#### ASSIGNED TASK:
From the first line of the entries below, reproduce everything exactly through the line with "Hardware: 1 thread", and nothing more.

#### ENTRIES PROVIDED:
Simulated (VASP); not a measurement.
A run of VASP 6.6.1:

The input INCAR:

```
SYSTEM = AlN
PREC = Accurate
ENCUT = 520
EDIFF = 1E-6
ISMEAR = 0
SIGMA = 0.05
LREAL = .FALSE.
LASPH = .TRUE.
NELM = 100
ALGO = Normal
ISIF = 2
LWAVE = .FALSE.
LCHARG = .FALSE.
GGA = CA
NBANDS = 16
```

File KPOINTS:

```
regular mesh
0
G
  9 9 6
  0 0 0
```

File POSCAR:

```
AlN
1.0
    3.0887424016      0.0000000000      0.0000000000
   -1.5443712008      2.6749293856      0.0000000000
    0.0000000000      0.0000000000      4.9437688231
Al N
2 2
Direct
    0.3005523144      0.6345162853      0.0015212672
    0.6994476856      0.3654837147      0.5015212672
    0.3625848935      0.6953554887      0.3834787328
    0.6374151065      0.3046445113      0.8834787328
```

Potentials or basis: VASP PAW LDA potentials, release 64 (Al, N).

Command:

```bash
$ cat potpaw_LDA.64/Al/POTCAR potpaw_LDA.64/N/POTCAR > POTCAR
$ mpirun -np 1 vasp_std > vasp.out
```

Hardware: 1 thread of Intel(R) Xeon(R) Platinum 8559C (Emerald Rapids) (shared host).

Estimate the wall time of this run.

#### EXERCISE RESULT:
Simulated (VASP); not a measurement.
A run of VASP 6.6.1:

The input INCAR:

```
SYSTEM = AlN
PREC = Accurate
ENCUT = 520
EDIFF = 1E-6
ISMEAR = 0
SIGMA = 0.05
LREAL = .FALSE.
LASPH = .TRUE.
NELM = 100
ALGO = Normal
ISIF = 2
LWAVE = .FALSE.
LCHARG = .FALSE.
GGA = CA
NBANDS = 16
```

File KPOINTS:

```
regular mesh
0
G
  9 9 6
  0 0 0
```

File POSCAR:

```
AlN
1.0
    3.0887424016      0.0000000000      0.0000000000
   -1.5443712008      2.6749293856      0.0000000000
    0.0000000000      0.0000000000      4.9437688231
Al N
2 2
Direct
    0.3005523144      0.6345162853      0.0015212672
    0.6994476856      0.3654837147      0.5015212672
    0.3625848935      0.6953554887      0.3834787328
    0.6374151065      0.3046445113      0.8834787328
```

Potentials or basis: VASP PAW LDA potentials, release 64 (Al, N).

Command:

```bash
$ cat potpaw_LDA.64/Al/POTCAR potpaw_LDA.64/N/POTCAR > POTCAR
$ mpirun -np 1 vasp_std > vasp.out
```

Hardware: 1 thread of Intel(R) Xeon(R) Platinum 8559C (Emerald Rapids) (shared host).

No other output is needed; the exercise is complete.